SUPPLIED INFORMATION

+ + +

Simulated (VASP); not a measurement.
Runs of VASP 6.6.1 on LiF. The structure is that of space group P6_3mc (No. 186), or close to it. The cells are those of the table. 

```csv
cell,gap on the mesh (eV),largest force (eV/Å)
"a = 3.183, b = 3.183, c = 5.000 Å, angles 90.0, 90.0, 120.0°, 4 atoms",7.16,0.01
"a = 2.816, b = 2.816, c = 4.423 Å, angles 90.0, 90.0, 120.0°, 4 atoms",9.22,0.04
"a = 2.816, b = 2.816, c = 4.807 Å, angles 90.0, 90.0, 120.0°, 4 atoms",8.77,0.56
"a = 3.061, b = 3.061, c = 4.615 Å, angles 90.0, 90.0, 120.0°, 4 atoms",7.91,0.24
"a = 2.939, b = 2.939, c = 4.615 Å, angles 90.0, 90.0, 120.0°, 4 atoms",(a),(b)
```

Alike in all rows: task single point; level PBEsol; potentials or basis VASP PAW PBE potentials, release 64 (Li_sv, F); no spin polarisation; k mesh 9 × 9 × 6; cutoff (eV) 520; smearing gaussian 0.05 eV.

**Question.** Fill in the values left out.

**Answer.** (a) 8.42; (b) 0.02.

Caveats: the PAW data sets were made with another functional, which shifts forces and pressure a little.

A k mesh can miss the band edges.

+ + +

REQUIREMENT
Begin at the first line of the material above. Transcribe each line exactly, ending with the line that contains "Caveats: the PAW".

TASK OUTPUT
Simulated (VASP); not a measurement.
Runs of VASP 6.6.1 on LiF. The structure is that of space group P6_3mc (No. 186), or close to it. The cells are those of the table. 

```csv
cell,gap on the mesh (eV),largest force (eV/Å)
"a = 3.183, b = 3.183, c = 5.000 Å, angles 90.0, 90.0, 120.0°, 4 atoms",7.16,0.01
"a = 2.816, b = 2.816, c = 4.423 Å, angles 90.0, 90.0, 120.0°, 4 atoms",9.22,0.04
"a = 2.816, b = 2.816, c = 4.807 Å, angles 90.0, 90.0, 120.0°, 4 atoms",8.77,0.56
"a = 3.061, b = 3.061, c = 4.615 Å, angles 90.0, 90.0, 120.0°, 4 atoms",7.91,0.24
"a = 2.939, b = 2.939, c = 4.615 Å, angles 90.0, 90.0, 120.0°, 4 atoms",(a),(b)
```

Alike in all rows: task single point; level PBEsol; potentials or basis VASP PAW PBE potentials, release 64 (Li_sv, F); no spin polarisation; k mesh 9 × 9 × 6; cutoff (eV) 520; smearing gaussian 0.05 eV.

**Question.** Fill in the values left out.

**Answer.** (a) 8.42; (b) 0.02.

Caveats: the PAW data sets were made with another functional, which shifts forces and pressure a little.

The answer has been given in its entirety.